RECORDS SUPPLIED:
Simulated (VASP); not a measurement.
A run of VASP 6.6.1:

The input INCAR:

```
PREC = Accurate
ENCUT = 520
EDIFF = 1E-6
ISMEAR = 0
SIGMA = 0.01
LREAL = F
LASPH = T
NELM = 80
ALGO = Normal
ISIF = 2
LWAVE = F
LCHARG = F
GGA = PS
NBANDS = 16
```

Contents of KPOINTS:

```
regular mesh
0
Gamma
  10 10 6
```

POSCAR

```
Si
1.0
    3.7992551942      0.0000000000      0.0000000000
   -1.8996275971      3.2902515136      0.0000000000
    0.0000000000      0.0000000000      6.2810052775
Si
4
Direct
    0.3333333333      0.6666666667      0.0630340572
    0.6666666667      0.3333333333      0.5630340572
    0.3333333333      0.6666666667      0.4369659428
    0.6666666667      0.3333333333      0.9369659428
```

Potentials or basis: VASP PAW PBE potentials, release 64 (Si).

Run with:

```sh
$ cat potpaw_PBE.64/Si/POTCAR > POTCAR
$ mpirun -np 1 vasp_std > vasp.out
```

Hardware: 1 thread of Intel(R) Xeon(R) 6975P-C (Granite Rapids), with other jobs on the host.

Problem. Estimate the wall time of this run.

REQUIRED ACTION:
What you return must match the data above character for character.

EXERCISE RESULT:
Simulated (VASP); not a measurement.
A run of VASP 6.6.1:

The input INCAR:

```
PREC = Accurate
ENCUT = 520
EDIFF = 1E-6
ISMEAR = 0
SIGMA = 0.01
LREAL = F
LASPH = T
NELM = 80
ALGO = Normal
ISIF = 2
LWAVE = F
LCHARG = F
GGA = PS
NBANDS = 16
```

Contents of KPOINTS:

```
regular mesh
0
Gamma
  10 10 6
```

POSCAR

```
Si
1.0
    3.7992551942      0.0000000000      0.0000000000
   -1.8996275971      3.2902515136      0.0000000000
    0.0000000000      0.0000000000      6.2810052775
Si
4
Direct
    0.3333333333      0.6666666667      0.0630340572
    0.6666666667      0.3333333333      0.5630340572
    0.3333333333      0.6666666667      0.4369659428
    0.6666666667      0.3333333333      0.9369659428
```

Potentials or basis: VASP PAW PBE potentials, release 64 (Si).

Run with:

```sh
$ cat potpaw_PBE.64/Si/POTCAR > POTCAR
$ mpirun -np 1 vasp_std > vasp.out
```

Hardware: 1 thread of Intel(R) Xeon(R) 6975P-C (Granite Rapids), with other jobs on the host.

Problem. Estimate the wall time of this run.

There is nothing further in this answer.